_Data:_
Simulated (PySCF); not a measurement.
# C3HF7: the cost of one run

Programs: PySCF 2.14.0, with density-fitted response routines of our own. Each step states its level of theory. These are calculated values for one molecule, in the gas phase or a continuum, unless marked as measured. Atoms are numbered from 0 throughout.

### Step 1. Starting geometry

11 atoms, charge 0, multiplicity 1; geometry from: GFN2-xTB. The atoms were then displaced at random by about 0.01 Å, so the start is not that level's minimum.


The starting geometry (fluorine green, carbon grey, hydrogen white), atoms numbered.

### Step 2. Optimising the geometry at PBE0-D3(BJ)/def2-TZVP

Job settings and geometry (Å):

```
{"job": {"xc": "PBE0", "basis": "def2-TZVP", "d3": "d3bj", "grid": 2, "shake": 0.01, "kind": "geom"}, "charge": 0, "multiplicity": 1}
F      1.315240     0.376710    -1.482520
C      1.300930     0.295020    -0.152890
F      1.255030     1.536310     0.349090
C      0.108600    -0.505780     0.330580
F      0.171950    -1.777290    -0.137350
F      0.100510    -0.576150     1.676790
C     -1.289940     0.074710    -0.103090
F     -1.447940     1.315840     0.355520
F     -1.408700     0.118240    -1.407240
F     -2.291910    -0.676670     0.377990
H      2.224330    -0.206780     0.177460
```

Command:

_Exercise:_
Reproduce the records above exactly, character for character.

_Task response:_
Simulated (PySCF); not a measurement.
# C3HF7: the cost of one run

Programs: PySCF 2.14.0, with density-fitted response routines of our own. Each step states its level of theory. These are calculated values for one molecule, in the gas phase or a continuum, unless marked as measured. Atoms are numbered from 0 throughout.

### Step 1. Starting geometry

11 atoms, charge 0, multiplicity 1; geometry from: GFN2-xTB. The atoms were then displaced at random by about 0.01 Å, so the start is not that level's minimum.


The starting geometry (fluorine green, carbon grey, hydrogen white), atoms numbered.

### Step 2. Optimising the geometry at PBE0-D3(BJ)/def2-TZVP

Job settings and geometry (Å):

```
{"job": {"xc": "PBE0", "basis": "def2-TZVP", "d3": "d3bj", "grid": 2, "shake": 0.01, "kind": "geom"}, "charge": 0, "multiplicity": 1}
F      1.315240     0.376710    -1.482520
C      1.300930     0.295020    -0.152890
F      1.255030     1.536310     0.349090
C      0.108600    -0.505780     0.330580
F      0.171950    -1.777290    -0.137350
F      0.100510    -0.576150     1.676790
C     -1.289940     0.074710    -0.103090
F     -1.447940     1.315840     0.355520
F     -1.408700     0.118240    -1.407240
F     -2.291910    -0.676670     0.377990
H      2.224330    -0.206780     0.177460
```

Command:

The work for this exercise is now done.